• **Record excerpts**:
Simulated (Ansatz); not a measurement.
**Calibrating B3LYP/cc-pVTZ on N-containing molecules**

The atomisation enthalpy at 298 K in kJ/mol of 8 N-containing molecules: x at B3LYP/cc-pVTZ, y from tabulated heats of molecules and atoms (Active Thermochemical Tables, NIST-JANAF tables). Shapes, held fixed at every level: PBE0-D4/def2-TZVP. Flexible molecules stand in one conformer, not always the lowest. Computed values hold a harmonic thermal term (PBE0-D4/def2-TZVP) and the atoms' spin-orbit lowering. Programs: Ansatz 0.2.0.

• **Task item**:
Reproduce the preceding entries exactly and completely.

• **Written answer**:
Simulated (Ansatz); not a measurement.
**Calibrating B3LYP/cc-pVTZ on N-containing molecules**

The atomisation enthalpy at 298 K in kJ/mol of 8 N-containing molecules: x at B3LYP/cc-pVTZ, y from tabulated heats of molecules and atoms (Active Thermochemical Tables, NIST-JANAF tables). Shapes, held fixed at every level: PBE0-D4/def2-TZVP. Flexible molecules stand in one conformer, not always the lowest. Computed values hold a harmonic thermal term (PBE0-D4/def2-TZVP) and the atoms' spin-orbit lowering. Programs: Ansatz 0.2.0.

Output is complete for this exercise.